### Brief:
Retype exactly the lines that run from the start of the data to the line holding "Predict the band gap on the k mesh.", including both, and only those.

### Record excerpts:
********************

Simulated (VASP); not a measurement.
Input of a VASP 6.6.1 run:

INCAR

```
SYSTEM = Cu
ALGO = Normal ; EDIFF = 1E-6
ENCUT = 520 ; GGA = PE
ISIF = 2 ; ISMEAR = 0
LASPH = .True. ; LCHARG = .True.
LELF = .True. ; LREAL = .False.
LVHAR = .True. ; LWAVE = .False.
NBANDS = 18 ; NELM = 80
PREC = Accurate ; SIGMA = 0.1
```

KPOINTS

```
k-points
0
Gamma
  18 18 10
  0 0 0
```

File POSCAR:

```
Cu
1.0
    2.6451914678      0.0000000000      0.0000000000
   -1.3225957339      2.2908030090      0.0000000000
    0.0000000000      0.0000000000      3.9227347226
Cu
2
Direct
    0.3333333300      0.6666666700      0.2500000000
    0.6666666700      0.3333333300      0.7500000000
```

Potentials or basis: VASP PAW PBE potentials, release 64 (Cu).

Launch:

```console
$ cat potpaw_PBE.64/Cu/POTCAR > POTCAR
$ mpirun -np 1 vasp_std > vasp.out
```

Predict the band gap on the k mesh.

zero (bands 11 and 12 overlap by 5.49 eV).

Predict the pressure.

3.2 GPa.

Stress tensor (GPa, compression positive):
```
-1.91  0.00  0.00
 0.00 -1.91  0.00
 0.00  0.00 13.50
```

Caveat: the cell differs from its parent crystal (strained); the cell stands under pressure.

********************

### Response:
Simulated (VASP); not a measurement.
Input of a VASP 6.6.1 run:

INCAR

```
SYSTEM = Cu
ALGO = Normal ; EDIFF = 1E-6
ENCUT = 520 ; GGA = PE
ISIF = 2 ; ISMEAR = 0
LASPH = .True. ; LCHARG = .True.
LELF = .True. ; LREAL = .False.
LVHAR = .True. ; LWAVE = .False.
NBANDS = 18 ; NELM = 80
PREC = Accurate ; SIGMA = 0.1
```

KPOINTS

```
k-points
0
Gamma
  18 18 10
  0 0 0
```

File POSCAR:

```
Cu
1.0
    2.6451914678      0.0000000000      0.0000000000
   -1.3225957339      2.2908030090      0.0000000000
    0.0000000000      0.0000000000      3.9227347226
Cu
2
Direct
    0.3333333300      0.6666666700      0.2500000000
    0.6666666700      0.3333333300      0.7500000000
```

Potentials or basis: VASP PAW PBE potentials, release 64 (Cu).

Launch:

```console
$ cat potpaw_PBE.64/Cu/POTCAR > POTCAR
$ mpirun -np 1 vasp_std > vasp.out
```

Predict the band gap on the k mesh.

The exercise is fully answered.